- _WORK REQUEST_: Reproduce all of the data exactly.

- _STORED DATA_:
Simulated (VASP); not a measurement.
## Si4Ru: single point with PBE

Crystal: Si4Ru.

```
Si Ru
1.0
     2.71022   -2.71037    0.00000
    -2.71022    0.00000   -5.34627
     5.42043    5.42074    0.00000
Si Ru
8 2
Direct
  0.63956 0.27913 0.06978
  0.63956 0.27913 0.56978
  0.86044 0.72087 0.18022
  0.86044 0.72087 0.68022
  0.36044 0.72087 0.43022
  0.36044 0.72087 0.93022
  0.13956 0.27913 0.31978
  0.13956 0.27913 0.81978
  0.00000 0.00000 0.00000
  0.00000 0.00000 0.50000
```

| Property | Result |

- _WRITTEN ANSWER_:
Simulated (VASP); not a measurement.
## Si4Ru: single point with PBE

Crystal: Si4Ru.

```
Si Ru
1.0
     2.71022   -2.71037    0.00000
    -2.71022    0.00000   -5.34627
     5.42043    5.42074    0.00000
Si Ru
8 2
Direct
  0.63956 0.27913 0.06978
  0.63956 0.27913 0.56978
  0.86044 0.72087 0.18022
  0.86044 0.72087 0.68022
  0.36044 0.72087 0.43022
  0.36044 0.72087 0.93022
  0.13956 0.27913 0.31978
  0.13956 0.27913 0.81978
  0.00000 0.00000 0.00000
  0.00000 0.00000 0.50000
```

| Property | Result |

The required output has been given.